● **Work order**
Nothing but the lines below between the line holding "This triplet is" and the line holding "Species: H2O2Si, SMILES", inclusive, should appear in the answer, each set down exactly.

● **Listed records**
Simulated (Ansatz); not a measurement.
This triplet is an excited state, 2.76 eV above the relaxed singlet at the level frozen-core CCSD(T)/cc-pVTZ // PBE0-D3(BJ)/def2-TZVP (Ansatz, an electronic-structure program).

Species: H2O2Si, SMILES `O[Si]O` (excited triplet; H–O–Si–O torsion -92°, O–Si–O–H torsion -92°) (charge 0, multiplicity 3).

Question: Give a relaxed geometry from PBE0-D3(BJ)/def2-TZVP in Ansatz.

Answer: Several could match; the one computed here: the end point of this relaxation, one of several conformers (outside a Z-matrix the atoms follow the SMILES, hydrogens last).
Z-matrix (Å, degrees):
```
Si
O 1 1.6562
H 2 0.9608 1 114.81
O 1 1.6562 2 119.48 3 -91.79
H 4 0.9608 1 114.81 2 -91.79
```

● **Task result**
This triplet is an excited state, 2.76 eV above the relaxed singlet at the level frozen-core CCSD(T)/cc-pVTZ // PBE0-D3(BJ)/def2-TZVP (Ansatz, an electronic-structure program).

Species: H2O2Si, SMILES `O[Si]O` (excited triplet; H–O–Si–O torsion -92°, O–Si–O–H torsion -92°) (charge 0, multiplicity 3).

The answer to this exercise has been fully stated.